_Stored data_
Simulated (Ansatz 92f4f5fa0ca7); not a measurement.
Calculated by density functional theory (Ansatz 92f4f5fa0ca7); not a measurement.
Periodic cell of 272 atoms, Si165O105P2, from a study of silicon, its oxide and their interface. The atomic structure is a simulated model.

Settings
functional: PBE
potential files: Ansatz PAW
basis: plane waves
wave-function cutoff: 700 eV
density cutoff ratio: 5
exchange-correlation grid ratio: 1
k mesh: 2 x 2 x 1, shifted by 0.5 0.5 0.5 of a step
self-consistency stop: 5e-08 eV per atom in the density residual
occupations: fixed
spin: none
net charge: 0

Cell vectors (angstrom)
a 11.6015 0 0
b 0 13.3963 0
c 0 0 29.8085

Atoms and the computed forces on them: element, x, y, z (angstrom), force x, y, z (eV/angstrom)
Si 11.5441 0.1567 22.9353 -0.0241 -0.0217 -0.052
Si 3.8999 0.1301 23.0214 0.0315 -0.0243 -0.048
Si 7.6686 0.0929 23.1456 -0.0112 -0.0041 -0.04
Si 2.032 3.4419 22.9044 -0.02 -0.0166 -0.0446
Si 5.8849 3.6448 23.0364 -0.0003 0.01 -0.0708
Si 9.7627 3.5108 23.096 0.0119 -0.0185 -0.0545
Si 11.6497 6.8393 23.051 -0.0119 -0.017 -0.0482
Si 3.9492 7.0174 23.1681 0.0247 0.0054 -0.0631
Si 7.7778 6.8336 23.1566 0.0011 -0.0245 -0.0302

_Assignment_
Exactly as they appear above, give the entries again.

_Answer box_
Simulated (Ansatz 92f4f5fa0ca7); not a measurement.
Calculated by density functional theory (Ansatz 92f4f5fa0ca7); not a measurement.
Periodic cell of 272 atoms, Si165O105P2, from a study of silicon, its oxide and their interface. The atomic structure is a simulated model.

Settings
functional: PBE
potential files: Ansatz PAW
basis: plane waves
wave-function cutoff: 700 eV
density cutoff ratio: 5
exchange-correlation grid ratio: 1
k mesh: 2 x 2 x 1, shifted by 0.5 0.5 0.5 of a step
self-consistency stop: 5e-08 eV per atom in the density residual
occupations: fixed
spin: none
net charge: 0

Cell vectors (angstrom)
a 11.6015 0 0
b 0 13.3963 0
c 0 0 29.8085

Atoms and the computed forces on them: element, x, y, z (angstrom), force x, y, z (eV/angstrom)
Si 11.5441 0.1567 22.9353 -0.0241 -0.0217 -0.052
Si 3.8999 0.1301 23.0214 0.0315 -0.0243 -0.048
Si 7.6686 0.0929 23.1456 -0.0112 -0.0041 -0.04
Si 2.032 3.4419 22.9044 -0.02 -0.0166 -0.0446
Si 5.8849 3.6448 23.0364 -0.0003 0.01 -0.0708
Si 9.7627 3.5108 23.096 0.0119 -0.0185 -0.0545
Si 11.6497 6.8393 23.051 -0.0119 -0.017 -0.0482
Si 3.9492 7.0174 23.1681 0.0247 0.0054 -0.0631
Si 7.7778 6.8336 23.1566 0.0011 -0.0245 -0.0302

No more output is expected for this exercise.